■ ACTION ITEM ■
Stop after the line containing "Solution. (a) 0.82; (b) 0.78."; retype every line of the data before it exactly, starting from the first.

★ ★ ★
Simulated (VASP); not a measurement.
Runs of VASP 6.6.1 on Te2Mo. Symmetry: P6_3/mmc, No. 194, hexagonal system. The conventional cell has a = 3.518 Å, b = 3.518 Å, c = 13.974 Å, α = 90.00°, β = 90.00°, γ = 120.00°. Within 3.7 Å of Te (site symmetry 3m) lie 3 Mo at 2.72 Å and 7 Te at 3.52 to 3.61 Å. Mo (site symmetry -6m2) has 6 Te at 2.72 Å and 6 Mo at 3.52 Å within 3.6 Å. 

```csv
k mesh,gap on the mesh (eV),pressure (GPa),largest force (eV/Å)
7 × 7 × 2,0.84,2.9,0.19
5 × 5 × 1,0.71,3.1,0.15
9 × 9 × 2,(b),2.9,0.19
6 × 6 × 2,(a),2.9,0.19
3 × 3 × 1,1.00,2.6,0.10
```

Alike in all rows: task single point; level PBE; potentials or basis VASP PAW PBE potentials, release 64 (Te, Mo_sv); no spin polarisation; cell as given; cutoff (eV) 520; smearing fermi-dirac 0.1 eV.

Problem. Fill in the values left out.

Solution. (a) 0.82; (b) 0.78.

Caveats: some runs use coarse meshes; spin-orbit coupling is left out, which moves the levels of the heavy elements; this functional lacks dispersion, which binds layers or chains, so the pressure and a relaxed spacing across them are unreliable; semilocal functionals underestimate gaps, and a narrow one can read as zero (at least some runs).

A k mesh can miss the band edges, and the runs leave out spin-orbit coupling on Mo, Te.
★ ★ ★

■ EXERCISE OUTPUT ■
Simulated (VASP); not a measurement.
Runs of VASP 6.6.1 on Te2Mo. Symmetry: P6_3/mmc, No. 194, hexagonal system. The conventional cell has a = 3.518 Å, b = 3.518 Å, c = 13.974 Å, α = 90.00°, β = 90.00°, γ = 120.00°. Within 3.7 Å of Te (site symmetry 3m) lie 3 Mo at 2.72 Å and 7 Te at 3.52 to 3.61 Å. Mo (site symmetry -6m2) has 6 Te at 2.72 Å and 6 Mo at 3.52 Å within 3.6 Å. 

```csv
k mesh,gap on the mesh (eV),pressure (GPa),largest force (eV/Å)
7 × 7 × 2,0.84,2.9,0.19
5 × 5 × 1,0.71,3.1,0.15
9 × 9 × 2,(b),2.9,0.19
6 × 6 × 2,(a),2.9,0.19
3 × 3 × 1,1.00,2.6,0.10
```

Alike in all rows: task single point; level PBE; potentials or basis VASP PAW PBE potentials, release 64 (Te, Mo_sv); no spin polarisation; cell as given; cutoff (eV) 520; smearing fermi-dirac 0.1 eV.

Problem. Fill in the values left out.

Solution. (a) 0.82; (b) 0.78.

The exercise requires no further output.